────────

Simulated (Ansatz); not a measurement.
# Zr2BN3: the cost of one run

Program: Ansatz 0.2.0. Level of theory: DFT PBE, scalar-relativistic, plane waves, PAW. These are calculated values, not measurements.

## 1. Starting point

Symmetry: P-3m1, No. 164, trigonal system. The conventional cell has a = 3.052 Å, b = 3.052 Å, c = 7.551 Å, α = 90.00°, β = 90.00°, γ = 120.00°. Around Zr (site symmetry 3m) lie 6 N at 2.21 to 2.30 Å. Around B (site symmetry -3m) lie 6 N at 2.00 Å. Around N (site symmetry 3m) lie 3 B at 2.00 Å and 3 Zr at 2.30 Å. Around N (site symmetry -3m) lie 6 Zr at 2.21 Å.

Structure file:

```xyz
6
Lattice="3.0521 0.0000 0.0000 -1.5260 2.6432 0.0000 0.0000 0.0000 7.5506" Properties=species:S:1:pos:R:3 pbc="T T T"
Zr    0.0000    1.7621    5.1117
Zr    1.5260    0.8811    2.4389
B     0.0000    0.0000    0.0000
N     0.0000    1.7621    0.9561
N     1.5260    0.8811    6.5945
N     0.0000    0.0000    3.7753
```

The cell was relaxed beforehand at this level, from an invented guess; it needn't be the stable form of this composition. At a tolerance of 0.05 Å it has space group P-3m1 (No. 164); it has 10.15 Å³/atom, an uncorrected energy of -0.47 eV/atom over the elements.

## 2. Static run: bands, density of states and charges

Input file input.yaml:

────────

> TASK ITEM:
An exact copy of the lines above, from the one containing "Symmetry: P-3m1, No." down to the one containing "## 2. Static" and including both, is the whole answer; retype it and nothing else.

> WORKED SOLUTION:
Symmetry: P-3m1, No. 164, trigonal system. The conventional cell has a = 3.052 Å, b = 3.052 Å, c = 7.551 Å, α = 90.00°, β = 90.00°, γ = 120.00°. Around Zr (site symmetry 3m) lie 6 N at 2.21 to 2.30 Å. Around B (site symmetry -3m) lie 6 N at 2.00 Å. Around N (site symmetry 3m) lie 3 B at 2.00 Å and 3 Zr at 2.30 Å. Around N (site symmetry -3m) lie 6 Zr at 2.21 Å.

Structure file:

```xyz
6
Lattice="3.0521 0.0000 0.0000 -1.5260 2.6432 0.0000 0.0000 0.0000 7.5506" Properties=species:S:1:pos:R:3 pbc="T T T"
Zr    0.0000    1.7621    5.1117
Zr    1.5260    0.8811    2.4389
B     0.0000    0.0000    0.0000
N     0.0000    1.7621    0.9561
N     1.5260    0.8811    6.5945
N     0.0000    0.0000    3.7753
```

The cell was relaxed beforehand at this level, from an invented guess; it needn't be the stable form of this composition. At a tolerance of 0.05 Å it has space group P-3m1 (No. 164); it has 10.15 Å³/atom, an uncorrected energy of -0.47 eV/atom over the elements.

## 2. Static run: bands, density of states and charges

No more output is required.